◆ **Information**:
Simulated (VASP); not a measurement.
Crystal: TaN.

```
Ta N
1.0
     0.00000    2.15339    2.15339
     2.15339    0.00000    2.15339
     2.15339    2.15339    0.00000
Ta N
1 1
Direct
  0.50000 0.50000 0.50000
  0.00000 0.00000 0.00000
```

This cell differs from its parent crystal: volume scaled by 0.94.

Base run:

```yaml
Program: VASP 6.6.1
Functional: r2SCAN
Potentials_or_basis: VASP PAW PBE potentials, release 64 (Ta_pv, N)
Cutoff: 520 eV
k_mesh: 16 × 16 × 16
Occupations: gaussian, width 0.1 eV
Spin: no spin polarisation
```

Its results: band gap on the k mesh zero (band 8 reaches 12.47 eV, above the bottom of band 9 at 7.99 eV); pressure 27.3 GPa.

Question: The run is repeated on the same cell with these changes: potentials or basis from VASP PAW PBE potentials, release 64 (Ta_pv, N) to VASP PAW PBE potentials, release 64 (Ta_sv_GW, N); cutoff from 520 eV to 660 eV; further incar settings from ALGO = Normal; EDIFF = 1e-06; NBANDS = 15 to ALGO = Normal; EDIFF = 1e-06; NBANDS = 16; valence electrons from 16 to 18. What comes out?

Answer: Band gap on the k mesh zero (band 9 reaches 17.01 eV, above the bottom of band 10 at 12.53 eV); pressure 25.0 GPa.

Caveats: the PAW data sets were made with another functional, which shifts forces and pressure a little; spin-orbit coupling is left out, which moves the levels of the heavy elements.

◆ **Action item**: Repeat exactly the lines above, starting with the first line of the records and finishing with the line holding "Its results: band". Add no other line.

◆ **Written reply**:
Simulated (VASP); not a measurement.
Crystal: TaN.

```
Ta N
1.0
     0.00000    2.15339    2.15339
     2.15339    0.00000    2.15339
     2.15339    2.15339    0.00000
Ta N
1 1
Direct
  0.50000 0.50000 0.50000
  0.00000 0.00000 0.00000
```

This cell differs from its parent crystal: volume scaled by 0.94.

Base run:

```yaml
Program: VASP 6.6.1
Functional: r2SCAN
Potentials_or_basis: VASP PAW PBE potentials, release 64 (Ta_pv, N)
Cutoff: 520 eV
k_mesh: 16 × 16 × 16
Occupations: gaussian, width 0.1 eV
Spin: no spin polarisation
```

Its results: band gap on the k mesh zero (band 8 reaches 12.47 eV, above the bottom of band 9 at 7.99 eV); pressure 27.3 GPa.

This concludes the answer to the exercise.